- [Work instruction]: In the entries below, find the line with "xy | xz | yz |" and the line with "-80.9 | +15.8 |"; give again those lines and every line between them, exactly.

- [Exercise data]:
========================

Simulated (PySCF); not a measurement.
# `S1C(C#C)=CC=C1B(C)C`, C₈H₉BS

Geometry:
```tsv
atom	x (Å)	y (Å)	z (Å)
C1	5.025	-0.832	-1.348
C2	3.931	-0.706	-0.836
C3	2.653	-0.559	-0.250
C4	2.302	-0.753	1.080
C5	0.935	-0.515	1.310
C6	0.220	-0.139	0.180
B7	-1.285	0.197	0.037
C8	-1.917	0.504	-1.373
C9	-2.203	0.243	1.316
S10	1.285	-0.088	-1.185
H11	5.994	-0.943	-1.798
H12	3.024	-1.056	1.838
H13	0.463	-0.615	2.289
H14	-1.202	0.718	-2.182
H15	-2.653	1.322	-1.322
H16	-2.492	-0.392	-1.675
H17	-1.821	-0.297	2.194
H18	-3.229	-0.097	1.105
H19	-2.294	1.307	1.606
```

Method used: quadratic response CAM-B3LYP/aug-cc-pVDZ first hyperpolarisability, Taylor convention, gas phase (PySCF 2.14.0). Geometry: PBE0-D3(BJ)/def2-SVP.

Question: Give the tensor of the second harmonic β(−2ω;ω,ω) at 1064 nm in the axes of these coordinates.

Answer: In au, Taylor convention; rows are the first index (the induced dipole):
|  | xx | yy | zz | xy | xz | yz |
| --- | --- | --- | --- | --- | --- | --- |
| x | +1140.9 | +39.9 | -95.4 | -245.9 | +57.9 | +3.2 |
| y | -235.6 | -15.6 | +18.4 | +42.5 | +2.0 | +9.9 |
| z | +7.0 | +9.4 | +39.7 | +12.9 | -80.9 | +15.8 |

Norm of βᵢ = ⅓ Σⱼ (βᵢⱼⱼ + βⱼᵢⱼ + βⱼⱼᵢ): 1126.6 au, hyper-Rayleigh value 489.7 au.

========================

- [Exercise output]:
|  | xx | yy | zz | xy | xz | yz |
| --- | --- | --- | --- | --- | --- | --- |
| x | +1140.9 | +39.9 | -95.4 | -245.9 | +57.9 | +3.2 |
| y | -235.6 | -15.6 | +18.4 | +42.5 | +2.0 | +9.9 |
| z | +7.0 | +9.4 | +39.7 | +12.9 | -80.9 | +15.8 |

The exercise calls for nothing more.